ACTION ITEM →
Below are some entries. Reproduce them word for word.

Segment Open

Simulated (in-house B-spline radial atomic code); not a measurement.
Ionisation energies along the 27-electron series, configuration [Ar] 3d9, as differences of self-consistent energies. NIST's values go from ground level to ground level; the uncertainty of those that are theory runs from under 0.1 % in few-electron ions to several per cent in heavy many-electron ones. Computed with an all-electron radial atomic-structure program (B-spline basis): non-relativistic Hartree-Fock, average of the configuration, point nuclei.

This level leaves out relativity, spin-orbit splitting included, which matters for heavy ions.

Segment Closed

EXERCISE RESULT →
Simulated (in-house B-spline radial atomic code); not a measurement.
Ionisation energies along the 27-electron series, configuration [Ar] 3d9, as differences of self-consistent energies. NIST's values go from ground level to ground level; the uncertainty of those that are theory runs from under 0.1 % in few-electron ions to several per cent in heavy many-electron ones. Computed with an all-electron radial atomic-structure program (B-spline basis): non-relativistic Hartree-Fock, average of the configuration, point nuclei.

This level leaves out relativity, spin-orbit splitting included, which matters for heavy ions.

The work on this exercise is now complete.